──────── Exercise data ────────

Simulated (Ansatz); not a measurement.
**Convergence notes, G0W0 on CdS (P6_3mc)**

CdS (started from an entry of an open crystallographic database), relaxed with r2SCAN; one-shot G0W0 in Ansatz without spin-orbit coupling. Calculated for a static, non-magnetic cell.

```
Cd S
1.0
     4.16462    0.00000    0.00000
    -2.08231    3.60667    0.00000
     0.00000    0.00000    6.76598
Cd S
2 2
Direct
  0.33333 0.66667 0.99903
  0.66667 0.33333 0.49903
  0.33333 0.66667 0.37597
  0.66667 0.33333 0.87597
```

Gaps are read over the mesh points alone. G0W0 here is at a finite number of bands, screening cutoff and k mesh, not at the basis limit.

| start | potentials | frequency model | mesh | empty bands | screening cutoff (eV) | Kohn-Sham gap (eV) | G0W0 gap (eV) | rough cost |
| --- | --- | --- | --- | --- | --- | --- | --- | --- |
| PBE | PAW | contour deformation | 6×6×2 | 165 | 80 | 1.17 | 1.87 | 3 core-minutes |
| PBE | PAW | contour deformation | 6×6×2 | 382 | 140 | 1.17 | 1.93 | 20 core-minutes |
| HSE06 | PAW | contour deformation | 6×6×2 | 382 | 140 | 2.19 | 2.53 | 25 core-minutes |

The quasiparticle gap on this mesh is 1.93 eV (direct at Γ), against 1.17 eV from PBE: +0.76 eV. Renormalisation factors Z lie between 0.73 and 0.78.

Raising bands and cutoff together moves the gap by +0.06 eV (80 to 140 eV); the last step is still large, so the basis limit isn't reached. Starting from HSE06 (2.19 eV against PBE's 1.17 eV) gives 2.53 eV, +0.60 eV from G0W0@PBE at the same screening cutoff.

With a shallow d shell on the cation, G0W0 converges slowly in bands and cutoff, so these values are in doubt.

────────

[Work item]:
Please give an exact copy of the entries above, from the line with "The quasiparticle gap" down to the line with "Raising bands and", inclusive, and nothing else.

[Answer space]:
The quasiparticle gap on this mesh is 1.93 eV (direct at Γ), against 1.17 eV from PBE: +0.76 eV. Renormalisation factors Z lie between 0.73 and 0.78.

Raising bands and cutoff together moves the gap by +0.06 eV (80 to 140 eV); the last step is still large, so the basis limit isn't reached. Starting from HSE06 (2.19 eV against PBE's 1.17 eV) gives 2.53 eV, +0.60 eV from G0W0@PBE at the same screening cutoff.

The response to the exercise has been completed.